● WORK TASK
Would you please repeat the material exactly, from the first line to the last?

● DATASET CONTENT
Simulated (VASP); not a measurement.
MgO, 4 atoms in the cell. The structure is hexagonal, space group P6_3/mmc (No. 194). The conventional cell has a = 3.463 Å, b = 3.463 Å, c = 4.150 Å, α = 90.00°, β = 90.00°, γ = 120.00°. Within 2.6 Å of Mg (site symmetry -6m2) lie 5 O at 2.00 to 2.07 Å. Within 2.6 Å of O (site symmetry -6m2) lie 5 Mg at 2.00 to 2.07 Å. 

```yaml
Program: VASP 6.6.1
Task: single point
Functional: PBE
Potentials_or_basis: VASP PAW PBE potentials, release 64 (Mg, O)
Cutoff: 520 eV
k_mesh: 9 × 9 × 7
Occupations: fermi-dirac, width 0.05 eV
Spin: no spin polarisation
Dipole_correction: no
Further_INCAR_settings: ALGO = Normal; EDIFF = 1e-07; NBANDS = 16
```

● YOUR RESPONSE
Simulated (VASP); not a measurement.
MgO, 4 atoms in the cell. The structure is hexagonal, space group P6_3/mmc (No. 194). The conventional cell has a = 3.463 Å, b = 3.463 Å, c = 4.150 Å, α = 90.00°, β = 90.00°, γ = 120.00°. Within 2.6 Å of Mg (site symmetry -6m2) lie 5 O at 2.00 to 2.07 Å. Within 2.6 Å of O (site symmetry -6m2) lie 5 Mg at 2.00 to 2.07 Å. 

```yaml
Program: VASP 6.6.1
Task: single point
Functional: PBE
Potentials_or_basis: VASP PAW PBE potentials, release 64 (Mg, O)
Cutoff: 520 eV
k_mesh: 9 × 9 × 7
Occupations: fermi-dirac, width 0.05 eV
Spin: no spin polarisation
Dipole_correction: no
Further_INCAR_settings: ALGO = Normal; EDIFF = 1e-07; NBANDS = 16
```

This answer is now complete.